**SUPPLIED INFORMATION:**
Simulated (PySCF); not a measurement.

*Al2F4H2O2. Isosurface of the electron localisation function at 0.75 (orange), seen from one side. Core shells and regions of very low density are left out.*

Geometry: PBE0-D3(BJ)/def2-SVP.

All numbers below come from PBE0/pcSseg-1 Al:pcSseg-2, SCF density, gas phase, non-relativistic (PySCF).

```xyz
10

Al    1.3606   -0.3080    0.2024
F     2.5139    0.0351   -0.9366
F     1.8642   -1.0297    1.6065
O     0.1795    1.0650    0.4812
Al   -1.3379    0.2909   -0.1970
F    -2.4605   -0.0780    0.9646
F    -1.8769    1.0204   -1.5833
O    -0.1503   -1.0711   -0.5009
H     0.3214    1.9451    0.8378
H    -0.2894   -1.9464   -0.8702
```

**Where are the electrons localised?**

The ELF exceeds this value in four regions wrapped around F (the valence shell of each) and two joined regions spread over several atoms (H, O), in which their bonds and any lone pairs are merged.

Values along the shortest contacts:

**WORK ORDER:** At the first line of the material above, start reproducing each line exactly, and end with the line that holds "The ELF exceeds", adding nothing.

**EXPECTED ANSWER:**
Simulated (PySCF); not a measurement.

*Al2F4H2O2. Isosurface of the electron localisation function at 0.75 (orange), seen from one side. Core shells and regions of very low density are left out.*

Geometry: PBE0-D3(BJ)/def2-SVP.

All numbers below come from PBE0/pcSseg-1 Al:pcSseg-2, SCF density, gas phase, non-relativistic (PySCF).

```xyz
10

Al    1.3606   -0.3080    0.2024
F     2.5139    0.0351   -0.9366
F     1.8642   -1.0297    1.6065
O     0.1795    1.0650    0.4812
Al   -1.3379    0.2909   -0.1970
F    -2.4605   -0.0780    0.9646
F    -1.8769    1.0204   -1.5833
O    -0.1503   -1.0711   -0.5009
H     0.3214    1.9451    0.8378
H    -0.2894   -1.9464   -0.8702
```

**Where are the electrons localised?**

The ELF exceeds this value in four regions wrapped around F (the valence shell of each) and two joined regions spread over several atoms (H, O), in which their bonds and any lone pairs are merged.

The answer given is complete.